*Assigned task*. From the line with "# Al2Cu: energy along a strain" to the line with "Task: Fit y", retype every line exactly, including those two, and leave out the rest of the data below.

*Study material*.
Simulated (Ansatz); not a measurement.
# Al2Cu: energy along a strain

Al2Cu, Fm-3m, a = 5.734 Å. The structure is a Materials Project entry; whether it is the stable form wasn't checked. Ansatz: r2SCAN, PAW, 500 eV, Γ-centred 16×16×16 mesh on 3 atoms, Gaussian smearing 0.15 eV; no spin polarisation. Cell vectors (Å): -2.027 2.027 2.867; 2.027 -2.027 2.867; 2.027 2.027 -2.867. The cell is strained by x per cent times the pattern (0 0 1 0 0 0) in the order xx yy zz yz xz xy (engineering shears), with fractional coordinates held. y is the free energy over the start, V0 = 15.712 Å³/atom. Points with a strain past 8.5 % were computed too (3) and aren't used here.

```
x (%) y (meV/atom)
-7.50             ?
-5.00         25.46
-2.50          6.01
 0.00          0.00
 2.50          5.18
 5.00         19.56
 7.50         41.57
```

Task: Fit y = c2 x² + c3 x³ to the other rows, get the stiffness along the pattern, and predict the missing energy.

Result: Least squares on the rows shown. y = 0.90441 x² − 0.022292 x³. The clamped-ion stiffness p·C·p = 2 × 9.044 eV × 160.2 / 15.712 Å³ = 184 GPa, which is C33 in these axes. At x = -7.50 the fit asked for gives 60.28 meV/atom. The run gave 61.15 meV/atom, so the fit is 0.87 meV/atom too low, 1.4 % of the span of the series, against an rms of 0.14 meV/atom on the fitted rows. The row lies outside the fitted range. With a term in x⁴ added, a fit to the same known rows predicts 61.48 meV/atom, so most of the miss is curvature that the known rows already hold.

*Reply*.
# Al2Cu: energy along a strain

Al2Cu, Fm-3m, a = 5.734 Å. The structure is a Materials Project entry; whether it is the stable form wasn't checked. Ansatz: r2SCAN, PAW, 500 eV, Γ-centred 16×16×16 mesh on 3 atoms, Gaussian smearing 0.15 eV; no spin polarisation. Cell vectors (Å): -2.027 2.027 2.867; 2.027 -2.027 2.867; 2.027 2.027 -2.867. The cell is strained by x per cent times the pattern (0 0 1 0 0 0) in the order xx yy zz yz xz xy (engineering shears), with fractional coordinates held. y is the free energy over the start, V0 = 15.712 Å³/atom. Points with a strain past 8.5 % were computed too (3) and aren't used here.

```
x (%) y (meV/atom)
-7.50             ?
-5.00         25.46
-2.50          6.01
 0.00          0.00
 2.50          5.18
 5.00         19.56
 7.50         41.57
```

Task: Fit y = c2 x² + c3 x³ to the other rows, get the stiffness along the pattern, and predict the missing energy.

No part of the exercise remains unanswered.